» EXERCISE
Beginning with the first line of the material, set down each line exactly as written, up to and including the line with "This cell differs".

+ + + + +

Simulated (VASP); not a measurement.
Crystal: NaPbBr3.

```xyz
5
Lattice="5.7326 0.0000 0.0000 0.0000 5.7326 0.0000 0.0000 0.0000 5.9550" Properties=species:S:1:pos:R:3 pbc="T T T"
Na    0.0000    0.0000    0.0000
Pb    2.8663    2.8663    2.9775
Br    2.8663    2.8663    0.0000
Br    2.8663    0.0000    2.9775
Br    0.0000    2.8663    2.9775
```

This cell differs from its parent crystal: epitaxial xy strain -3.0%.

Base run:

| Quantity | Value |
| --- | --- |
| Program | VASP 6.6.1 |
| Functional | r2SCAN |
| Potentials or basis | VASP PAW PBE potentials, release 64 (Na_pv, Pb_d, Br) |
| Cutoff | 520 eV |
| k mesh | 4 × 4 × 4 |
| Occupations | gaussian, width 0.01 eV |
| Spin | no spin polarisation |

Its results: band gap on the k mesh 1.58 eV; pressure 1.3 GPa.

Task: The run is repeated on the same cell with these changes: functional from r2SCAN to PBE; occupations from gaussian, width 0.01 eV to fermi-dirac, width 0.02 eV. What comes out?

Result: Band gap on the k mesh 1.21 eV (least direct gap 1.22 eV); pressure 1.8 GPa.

+ + + + +

» EXERCISE ANSWER
Simulated (VASP); not a measurement.
Crystal: NaPbBr3.

```xyz
5
Lattice="5.7326 0.0000 0.0000 0.0000 5.7326 0.0000 0.0000 0.0000 5.9550" Properties=species:S:1:pos:R:3 pbc="T T T"
Na    0.0000    0.0000    0.0000
Pb    2.8663    2.8663    2.9775
Br    2.8663    2.8663    0.0000
Br    2.8663    0.0000    2.9775
Br    0.0000    2.8663    2.9775
```

This cell differs from its parent crystal: epitaxial xy strain -3.0%.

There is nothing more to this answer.